--------
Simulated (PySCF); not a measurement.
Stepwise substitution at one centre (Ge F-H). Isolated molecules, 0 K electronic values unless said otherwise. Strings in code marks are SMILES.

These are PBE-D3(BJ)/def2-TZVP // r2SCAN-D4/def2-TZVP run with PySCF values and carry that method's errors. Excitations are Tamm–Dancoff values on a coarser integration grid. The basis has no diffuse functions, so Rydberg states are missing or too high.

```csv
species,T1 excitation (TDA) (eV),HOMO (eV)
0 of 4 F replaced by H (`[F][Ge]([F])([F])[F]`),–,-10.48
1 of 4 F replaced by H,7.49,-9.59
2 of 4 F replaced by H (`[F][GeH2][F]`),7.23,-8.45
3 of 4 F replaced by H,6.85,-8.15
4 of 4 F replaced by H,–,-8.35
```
--------

# ACTION ITEM
Make an exact copy of the whole listing, so that no line is lost.

# YOUR SOLUTION
Simulated (PySCF); not a measurement.
Stepwise substitution at one centre (Ge F-H). Isolated molecules, 0 K electronic values unless said otherwise. Strings in code marks are SMILES.

These are PBE-D3(BJ)/def2-TZVP // r2SCAN-D4/def2-TZVP run with PySCF values and carry that method's errors. Excitations are Tamm–Dancoff values on a coarser integration grid. The basis has no diffuse functions, so Rydberg states are missing or too high.

```csv
species,T1 excitation (TDA) (eV),HOMO (eV)
0 of 4 F replaced by H (`[F][Ge]([F])([F])[F]`),–,-10.48
1 of 4 F replaced by H,7.49,-9.59
2 of 4 F replaced by H (`[F][GeH2][F]`),7.23,-8.45
3 of 4 F replaced by H,6.85,-8.15
4 of 4 F replaced by H,–,-8.35
```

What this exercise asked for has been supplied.